Source information Block Start
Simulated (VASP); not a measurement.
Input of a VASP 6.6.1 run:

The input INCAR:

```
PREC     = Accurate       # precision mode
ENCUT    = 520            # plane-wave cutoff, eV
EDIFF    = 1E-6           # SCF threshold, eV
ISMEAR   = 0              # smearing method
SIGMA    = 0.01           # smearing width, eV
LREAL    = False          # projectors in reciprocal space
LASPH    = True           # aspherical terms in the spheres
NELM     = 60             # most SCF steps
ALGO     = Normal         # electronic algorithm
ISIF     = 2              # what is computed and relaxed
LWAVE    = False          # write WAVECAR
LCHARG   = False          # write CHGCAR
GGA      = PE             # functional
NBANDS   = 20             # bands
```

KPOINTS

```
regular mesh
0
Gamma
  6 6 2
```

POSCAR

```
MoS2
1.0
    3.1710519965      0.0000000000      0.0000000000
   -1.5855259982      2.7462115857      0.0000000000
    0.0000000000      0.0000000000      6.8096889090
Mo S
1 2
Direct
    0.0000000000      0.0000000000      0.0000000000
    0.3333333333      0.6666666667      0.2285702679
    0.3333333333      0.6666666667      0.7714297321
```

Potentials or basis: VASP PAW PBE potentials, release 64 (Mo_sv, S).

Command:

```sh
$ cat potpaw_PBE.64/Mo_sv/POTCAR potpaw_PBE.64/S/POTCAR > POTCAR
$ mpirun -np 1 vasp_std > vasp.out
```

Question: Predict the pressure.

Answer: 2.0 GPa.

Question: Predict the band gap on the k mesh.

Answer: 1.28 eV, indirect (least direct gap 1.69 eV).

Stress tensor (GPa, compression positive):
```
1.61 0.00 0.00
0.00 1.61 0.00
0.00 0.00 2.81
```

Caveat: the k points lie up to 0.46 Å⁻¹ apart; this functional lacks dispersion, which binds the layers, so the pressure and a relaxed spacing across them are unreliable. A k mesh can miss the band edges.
Source information Block End

» Work request: From the first line of the listing above to the line with "Question: Predict the band gap on the k mesh.", please transcribe each line exactly, both ends included, and nothing beyond that.

» Response area:
Simulated (VASP); not a measurement.
Input of a VASP 6.6.1 run:

The input INCAR:

```
PREC     = Accurate       # precision mode
ENCUT    = 520            # plane-wave cutoff, eV
EDIFF    = 1E-6           # SCF threshold, eV
ISMEAR   = 0              # smearing method
SIGMA    = 0.01           # smearing width, eV
LREAL    = False          # projectors in reciprocal space
LASPH    = True           # aspherical terms in the spheres
NELM     = 60             # most SCF steps
ALGO     = Normal         # electronic algorithm
ISIF     = 2              # what is computed and relaxed
LWAVE    = False          # write WAVECAR
LCHARG   = False          # write CHGCAR
GGA      = PE             # functional
NBANDS   = 20             # bands
```

KPOINTS

```
regular mesh
0
Gamma
  6 6 2
```

POSCAR

```
MoS2
1.0
    3.1710519965      0.0000000000      0.0000000000
   -1.5855259982      2.7462115857      0.0000000000
    0.0000000000      0.0000000000      6.8096889090
Mo S
1 2
Direct
    0.0000000000      0.0000000000      0.0000000000
    0.3333333333      0.6666666667      0.2285702679
    0.3333333333      0.6666666667      0.7714297321
```

Potentials or basis: VASP PAW PBE potentials, release 64 (Mo_sv, S).

Command:

```sh
$ cat potpaw_PBE.64/Mo_sv/POTCAR potpaw_PBE.64/S/POTCAR > POTCAR
$ mpirun -np 1 vasp_std > vasp.out
```

Question: Predict the pressure.

Answer: 2.0 GPa.

Question: Predict the band gap on the k mesh.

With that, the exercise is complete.